#### WORK REQUEST
Repeat every entry in the listing below, exactly.

┏━━

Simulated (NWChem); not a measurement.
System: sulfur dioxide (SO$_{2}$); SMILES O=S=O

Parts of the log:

┗━━

#### EXERCISE RESPONSE
Simulated (NWChem); not a measurement.
System: sulfur dioxide (SO$_{2}$); SMILES O=S=O

Parts of the log:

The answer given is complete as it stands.